■ WORK INSTRUCTION ■
Which lines of the entries below run from the one holding "Field parameters in" to the one holding "Peaks in eV", inclusive? Set down exactly those lines and no others.

─── MATERIAL PROVIDED ───
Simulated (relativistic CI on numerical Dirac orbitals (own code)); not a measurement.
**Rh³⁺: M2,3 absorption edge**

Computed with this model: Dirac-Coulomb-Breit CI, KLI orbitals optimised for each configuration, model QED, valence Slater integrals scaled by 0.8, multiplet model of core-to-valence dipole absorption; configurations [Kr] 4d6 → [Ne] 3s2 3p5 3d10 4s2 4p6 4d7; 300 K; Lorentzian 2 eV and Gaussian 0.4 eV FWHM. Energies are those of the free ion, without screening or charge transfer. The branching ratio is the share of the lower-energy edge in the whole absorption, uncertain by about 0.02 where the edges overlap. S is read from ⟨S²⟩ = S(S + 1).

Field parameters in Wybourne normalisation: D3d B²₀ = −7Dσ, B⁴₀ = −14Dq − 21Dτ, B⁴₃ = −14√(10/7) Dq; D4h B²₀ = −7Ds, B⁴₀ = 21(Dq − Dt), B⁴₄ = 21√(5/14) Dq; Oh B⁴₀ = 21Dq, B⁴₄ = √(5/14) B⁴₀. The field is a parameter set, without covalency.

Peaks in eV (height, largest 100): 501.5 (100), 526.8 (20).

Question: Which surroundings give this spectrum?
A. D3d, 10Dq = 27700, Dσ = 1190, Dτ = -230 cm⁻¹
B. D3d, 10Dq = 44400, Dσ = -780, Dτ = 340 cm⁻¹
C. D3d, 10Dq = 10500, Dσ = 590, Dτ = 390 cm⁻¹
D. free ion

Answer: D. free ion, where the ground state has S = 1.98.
───

■ ANSWER BOX ■
Field parameters in Wybourne normalisation: D3d B²₀ = −7Dσ, B⁴₀ = −14Dq − 21Dτ, B⁴₃ = −14√(10/7) Dq; D4h B²₀ = −7Ds, B⁴₀ = 21(Dq − Dt), B⁴₄ = 21√(5/14) Dq; Oh B⁴₀ = 21Dq, B⁴₄ = √(5/14) B⁴₀. The field is a parameter set, without covalency.

Peaks in eV (height, largest 100): 501.5 (100), 526.8 (20).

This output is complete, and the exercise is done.